[STUDY MATERIAL]:
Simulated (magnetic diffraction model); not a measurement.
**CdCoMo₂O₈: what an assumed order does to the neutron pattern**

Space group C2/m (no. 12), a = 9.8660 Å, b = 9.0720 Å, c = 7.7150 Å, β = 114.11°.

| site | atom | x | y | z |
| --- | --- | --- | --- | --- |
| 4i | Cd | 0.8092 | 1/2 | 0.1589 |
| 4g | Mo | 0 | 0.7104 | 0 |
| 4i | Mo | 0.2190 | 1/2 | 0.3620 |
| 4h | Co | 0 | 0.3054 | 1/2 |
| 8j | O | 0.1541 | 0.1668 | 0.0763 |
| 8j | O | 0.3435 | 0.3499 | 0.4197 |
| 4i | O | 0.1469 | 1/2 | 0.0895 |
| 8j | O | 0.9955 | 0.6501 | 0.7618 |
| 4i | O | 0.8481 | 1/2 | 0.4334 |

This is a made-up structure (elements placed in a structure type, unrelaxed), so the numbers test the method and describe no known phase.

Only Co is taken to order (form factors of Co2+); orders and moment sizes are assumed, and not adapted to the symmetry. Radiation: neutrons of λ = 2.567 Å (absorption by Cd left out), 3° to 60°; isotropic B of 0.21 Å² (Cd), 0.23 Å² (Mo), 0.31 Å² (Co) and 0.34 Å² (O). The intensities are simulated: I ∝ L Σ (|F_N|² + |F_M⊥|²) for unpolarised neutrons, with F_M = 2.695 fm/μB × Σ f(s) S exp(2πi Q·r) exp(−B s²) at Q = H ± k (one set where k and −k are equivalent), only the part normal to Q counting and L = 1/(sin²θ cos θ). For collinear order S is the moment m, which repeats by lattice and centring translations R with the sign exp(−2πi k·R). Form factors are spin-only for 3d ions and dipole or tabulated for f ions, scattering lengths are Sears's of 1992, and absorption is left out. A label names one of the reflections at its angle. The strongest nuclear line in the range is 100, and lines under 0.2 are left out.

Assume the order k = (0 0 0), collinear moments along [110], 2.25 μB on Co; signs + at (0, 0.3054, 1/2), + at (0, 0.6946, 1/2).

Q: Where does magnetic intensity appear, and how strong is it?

[ACTION ITEM]: Print exactly the lines above, between the one holding "1/2 | 0.1589 |" and the one holding "This is a made-up", inclusive, and nothing besides.

[TASK SOLUTION]:
| 4i | Cd | 0.8092 | 1/2 | 0.1589 |
| 4g | Mo | 0 | 0.7104 | 0 |
| 4i | Mo | 0.2190 | 1/2 | 0.3620 |
| 4h | Co | 0 | 0.3054 | 1/2 |
| 8j | O | 0.1541 | 0.1668 | 0.0763 |
| 8j | O | 0.3435 | 0.3499 | 0.4197 |
| 4i | O | 0.1469 | 1/2 | 0.0895 |
| 8j | O | 0.9955 | 0.6501 | 0.7618 |
| 4i | O | 0.8481 | 1/2 | 0.4334 |

This is a made-up structure (elements placed in a structure type, unrelaxed), so the numbers test the method and describe no known phase.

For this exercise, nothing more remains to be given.